Task item.
Every entry in the listing below has to be transcribed exactly.

Available data.
+ + +
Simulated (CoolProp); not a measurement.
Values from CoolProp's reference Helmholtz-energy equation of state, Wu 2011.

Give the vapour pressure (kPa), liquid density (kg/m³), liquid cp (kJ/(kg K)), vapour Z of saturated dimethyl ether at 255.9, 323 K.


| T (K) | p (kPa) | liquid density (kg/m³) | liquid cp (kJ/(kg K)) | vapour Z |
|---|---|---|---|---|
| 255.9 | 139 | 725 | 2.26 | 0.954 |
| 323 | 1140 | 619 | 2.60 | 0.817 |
+ + +

Exercise solution.
Simulated (CoolProp); not a measurement.
Values from CoolProp's reference Helmholtz-energy equation of state, Wu 2011.

Give the vapour pressure (kPa), liquid density (kg/m³), liquid cp (kJ/(kg K)), vapour Z of saturated dimethyl ether at 255.9, 323 K.


| T (K) | p (kPa) | liquid density (kg/m³) | liquid cp (kJ/(kg K)) | vapour Z |
|---|---|---|---|---|
| 255.9 | 139 | 725 | 2.26 | 0.954 |
| 323 | 1140 | 619 | 2.60 | 0.817 |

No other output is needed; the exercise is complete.